· · ·

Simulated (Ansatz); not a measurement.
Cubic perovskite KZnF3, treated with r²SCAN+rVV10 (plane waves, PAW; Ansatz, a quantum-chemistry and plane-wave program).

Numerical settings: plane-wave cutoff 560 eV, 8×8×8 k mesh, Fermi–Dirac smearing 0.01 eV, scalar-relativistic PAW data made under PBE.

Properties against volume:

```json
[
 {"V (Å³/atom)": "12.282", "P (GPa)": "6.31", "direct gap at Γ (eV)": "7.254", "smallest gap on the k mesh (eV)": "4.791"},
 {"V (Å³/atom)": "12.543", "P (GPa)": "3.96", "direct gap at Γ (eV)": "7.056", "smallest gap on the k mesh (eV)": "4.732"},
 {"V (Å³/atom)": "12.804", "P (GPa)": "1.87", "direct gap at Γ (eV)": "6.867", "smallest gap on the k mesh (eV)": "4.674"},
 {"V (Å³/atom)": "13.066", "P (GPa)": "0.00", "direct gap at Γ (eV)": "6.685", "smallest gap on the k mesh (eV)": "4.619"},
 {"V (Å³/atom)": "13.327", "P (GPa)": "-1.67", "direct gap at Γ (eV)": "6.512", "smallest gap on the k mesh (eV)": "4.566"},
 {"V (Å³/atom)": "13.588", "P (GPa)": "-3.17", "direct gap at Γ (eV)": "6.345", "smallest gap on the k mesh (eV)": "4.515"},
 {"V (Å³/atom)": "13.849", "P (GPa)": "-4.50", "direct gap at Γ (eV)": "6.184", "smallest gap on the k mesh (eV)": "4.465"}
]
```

· · ·

The full material above needs to be returned unaltered.

Simulated (Ansatz); not a measurement.
Cubic perovskite KZnF3, treated with r²SCAN+rVV10 (plane waves, PAW; Ansatz, a quantum-chemistry and plane-wave program).

Numerical settings: plane-wave cutoff 560 eV, 8×8×8 k mesh, Fermi–Dirac smearing 0.01 eV, scalar-relativistic PAW data made under PBE.

Properties against volume:

```json
[
 {"V (Å³/atom)": "12.282", "P (GPa)": "6.31", "direct gap at Γ (eV)": "7.254", "smallest gap on the k mesh (eV)": "4.791"},
 {"V (Å³/atom)": "12.543", "P (GPa)": "3.96", "direct gap at Γ (eV)": "7.056", "smallest gap on the k mesh (eV)": "4.732"},
 {"V (Å³/atom)": "12.804", "P (GPa)": "1.87", "direct gap at Γ (eV)": "6.867", "smallest gap on the k mesh (eV)": "4.674"},
 {"V (Å³/atom)": "13.066", "P (GPa)": "0.00", "direct gap at Γ (eV)": "6.685", "smallest gap on the k mesh (eV)": "4.619"},
 {"V (Å³/atom)": "13.327", "P (GPa)": "-1.67", "direct gap at Γ (eV)": "6.512", "smallest gap on the k mesh (eV)": "4.566"},
 {"V (Å³/atom)": "13.588", "P (GPa)": "-3.17", "direct gap at Γ (eV)": "6.345", "smallest gap on the k mesh (eV)": "4.515"},
 {"V (Å³/atom)": "13.849", "P (GPa)": "-4.50", "direct gap at Γ (eV)": "6.184", "smallest gap on the k mesh (eV)": "4.465"}
]
```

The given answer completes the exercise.